_DATASET_
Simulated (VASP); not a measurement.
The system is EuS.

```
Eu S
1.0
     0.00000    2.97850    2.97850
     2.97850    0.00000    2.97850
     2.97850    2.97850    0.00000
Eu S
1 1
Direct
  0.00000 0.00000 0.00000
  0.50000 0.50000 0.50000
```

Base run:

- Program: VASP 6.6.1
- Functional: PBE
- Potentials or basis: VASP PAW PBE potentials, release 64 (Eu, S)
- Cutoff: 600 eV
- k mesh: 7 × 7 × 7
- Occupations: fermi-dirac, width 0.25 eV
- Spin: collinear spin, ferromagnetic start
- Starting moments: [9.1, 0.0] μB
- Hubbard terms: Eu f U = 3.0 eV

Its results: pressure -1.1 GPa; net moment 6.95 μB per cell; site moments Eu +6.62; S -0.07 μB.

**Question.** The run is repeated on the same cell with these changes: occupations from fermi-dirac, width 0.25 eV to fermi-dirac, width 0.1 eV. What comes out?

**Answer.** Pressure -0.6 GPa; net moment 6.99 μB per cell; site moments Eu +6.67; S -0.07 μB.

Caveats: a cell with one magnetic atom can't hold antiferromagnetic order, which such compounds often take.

_ACTION ITEM_
Beginning with the line holding "- Cutoff: 600 eV" and ending with the line holding "Eu +6.67; S -0.07 μB.", write out the stretch of material above exactly; add no further lines.

_ANSWER AREA_
- Cutoff: 600 eV
- k mesh: 7 × 7 × 7
- Occupations: fermi-dirac, width 0.25 eV
- Spin: collinear spin, ferromagnetic start
- Starting moments: [9.1, 0.0] μB
- Hubbard terms: Eu f U = 3.0 eV

Its results: pressure -1.1 GPa; net moment 6.95 μB per cell; site moments Eu +6.62; S -0.07 μB.

**Question.** The run is repeated on the same cell with these changes: occupations from fermi-dirac, width 0.25 eV to fermi-dirac, width 0.1 eV. What comes out?

**Answer.** Pressure -0.6 GPa; net moment 6.99 μB per cell; site moments Eu +6.67; S -0.07 μB.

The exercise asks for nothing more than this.